## ASSIGNED TASK
Your answer should be the exact lines of the data below from the one containing "1.95 | 2.19 |" through the one containing "It took 13 s"; please include nothing else.

## PROVIDED DATA
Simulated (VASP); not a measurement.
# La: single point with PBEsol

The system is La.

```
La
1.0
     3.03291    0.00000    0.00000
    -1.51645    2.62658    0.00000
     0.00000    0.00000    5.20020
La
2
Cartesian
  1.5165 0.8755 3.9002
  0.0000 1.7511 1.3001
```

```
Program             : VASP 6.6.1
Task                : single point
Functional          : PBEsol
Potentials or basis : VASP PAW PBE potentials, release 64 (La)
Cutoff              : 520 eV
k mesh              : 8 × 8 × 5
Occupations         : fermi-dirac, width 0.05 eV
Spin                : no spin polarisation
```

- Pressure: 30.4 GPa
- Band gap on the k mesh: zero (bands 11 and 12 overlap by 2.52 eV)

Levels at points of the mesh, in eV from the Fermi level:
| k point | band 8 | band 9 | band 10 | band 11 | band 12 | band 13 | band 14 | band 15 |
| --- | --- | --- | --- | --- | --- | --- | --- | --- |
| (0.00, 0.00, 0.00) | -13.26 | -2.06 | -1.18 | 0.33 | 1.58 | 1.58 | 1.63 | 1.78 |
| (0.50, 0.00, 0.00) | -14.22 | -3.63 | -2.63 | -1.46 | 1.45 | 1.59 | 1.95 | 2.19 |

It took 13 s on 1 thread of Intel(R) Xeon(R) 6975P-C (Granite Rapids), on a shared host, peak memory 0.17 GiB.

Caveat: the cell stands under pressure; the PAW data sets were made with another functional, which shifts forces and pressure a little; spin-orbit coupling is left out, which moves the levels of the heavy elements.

## EXERCISE RESULT
| (0.50, 0.00, 0.00) | -14.22 | -3.63 | -2.63 | -1.46 | 1.45 | 1.59 | 1.95 | 2.19 |

It took 13 s on 1 thread of Intel(R) Xeon(R) 6975P-C (Granite Rapids), on a shared host, peak memory 0.17 GiB.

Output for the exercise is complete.